> [GIVEN RECORDS]:
--------------------
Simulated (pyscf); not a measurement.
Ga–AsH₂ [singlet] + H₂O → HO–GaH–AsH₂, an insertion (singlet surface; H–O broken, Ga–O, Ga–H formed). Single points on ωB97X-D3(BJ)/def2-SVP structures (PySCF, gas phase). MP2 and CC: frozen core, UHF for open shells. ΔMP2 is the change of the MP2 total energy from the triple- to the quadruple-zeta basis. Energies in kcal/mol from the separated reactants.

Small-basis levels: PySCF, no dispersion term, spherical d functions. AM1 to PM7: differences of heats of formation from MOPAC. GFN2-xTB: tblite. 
--------------------

> [REQUIREMENT]: Each line from the first line of the listing through the line containing "Ga–AsH₂ [singlet] +" must be set down exactly; no other line belongs in the answer.

> [ANSWER SPACE]:
Simulated (pyscf); not a measurement.
Ga–AsH₂ [singlet] + H₂O → HO–GaH–AsH₂, an insertion (singlet surface; H–O broken, Ga–O, Ga–H formed). Single points on ωB97X-D3(BJ)/def2-SVP structures (PySCF, gas phase). MP2 and CC: frozen core, UHF for open shells. ΔMP2 is the change of the MP2 total energy from the triple- to the quadruple-zeta basis. Energies in kcal/mol from the separated reactants.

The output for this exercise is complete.